▸ Listed entries:
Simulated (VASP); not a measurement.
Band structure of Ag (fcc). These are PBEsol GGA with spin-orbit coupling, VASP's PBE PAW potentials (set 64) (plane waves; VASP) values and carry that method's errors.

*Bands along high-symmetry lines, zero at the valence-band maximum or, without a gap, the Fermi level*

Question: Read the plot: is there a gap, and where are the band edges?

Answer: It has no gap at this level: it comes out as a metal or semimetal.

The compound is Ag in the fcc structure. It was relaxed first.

▸ Assigned task: Reproduce the records above line by line, without any change, up to and including the line that holds "the Fermi level*".

▸ Answer box:
Simulated (VASP); not a measurement.
Band structure of Ag (fcc). These are PBEsol GGA with spin-orbit coupling, VASP's PBE PAW potentials (set 64) (plane waves; VASP) values and carry that method's errors.

*Bands along high-symmetry lines, zero at the valence-band maximum or, without a gap, the Fermi level*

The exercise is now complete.